**Activity**: The entries below are to be copied exactly, with nothing left out.

**Records provided**:
━━━━━━━━━━━━━━━━━━━━━━━━━━━━━━
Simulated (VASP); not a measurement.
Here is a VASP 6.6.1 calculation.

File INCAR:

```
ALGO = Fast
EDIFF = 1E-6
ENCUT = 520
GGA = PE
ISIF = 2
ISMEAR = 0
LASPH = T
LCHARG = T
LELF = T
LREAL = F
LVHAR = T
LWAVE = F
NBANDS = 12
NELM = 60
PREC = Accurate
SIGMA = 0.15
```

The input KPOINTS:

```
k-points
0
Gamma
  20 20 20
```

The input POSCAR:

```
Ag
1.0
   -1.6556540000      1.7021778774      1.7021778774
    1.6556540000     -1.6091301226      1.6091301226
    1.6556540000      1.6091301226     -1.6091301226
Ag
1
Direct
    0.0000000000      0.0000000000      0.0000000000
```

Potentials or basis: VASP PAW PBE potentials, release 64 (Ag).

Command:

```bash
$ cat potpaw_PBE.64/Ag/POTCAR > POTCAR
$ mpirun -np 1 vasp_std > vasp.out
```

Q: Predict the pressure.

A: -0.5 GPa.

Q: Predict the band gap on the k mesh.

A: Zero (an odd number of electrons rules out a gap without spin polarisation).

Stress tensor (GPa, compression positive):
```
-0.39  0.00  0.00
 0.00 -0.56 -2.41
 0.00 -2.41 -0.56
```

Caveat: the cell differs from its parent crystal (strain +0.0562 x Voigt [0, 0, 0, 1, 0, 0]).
━━━━━━━━━━━━━━━━━━━━━━━━━━━━━━

**Written answer**:
Simulated (VASP); not a measurement.
Here is a VASP 6.6.1 calculation.

File INCAR:

```
ALGO = Fast
EDIFF = 1E-6
ENCUT = 520
GGA = PE
ISIF = 2
ISMEAR = 0
LASPH = T
LCHARG = T
LELF = T
LREAL = F
LVHAR = T
LWAVE = F
NBANDS = 12
NELM = 60
PREC = Accurate
SIGMA = 0.15
```

The input KPOINTS:

```
k-points
0
Gamma
  20 20 20
```

The input POSCAR:

```
Ag
1.0
   -1.6556540000      1.7021778774      1.7021778774
    1.6556540000     -1.6091301226      1.6091301226
    1.6556540000      1.6091301226     -1.6091301226
Ag
1
Direct
    0.0000000000      0.0000000000      0.0000000000
```

Potentials or basis: VASP PAW PBE potentials, release 64 (Ag).

Command:

```bash
$ cat potpaw_PBE.64/Ag/POTCAR > POTCAR
$ mpirun -np 1 vasp_std > vasp.out
```

Q: Predict the pressure.

A: -0.5 GPa.

Q: Predict the band gap on the k mesh.

A: Zero (an odd number of electrons rules out a gap without spin polarisation).

Stress tensor (GPa, compression positive):
```
-0.39  0.00  0.00
 0.00 -0.56 -2.41
 0.00 -2.41 -0.56
```

Caveat: the cell differs from its parent crystal (strain +0.0562 x Voigt [0, 0, 0, 1, 0, 0]).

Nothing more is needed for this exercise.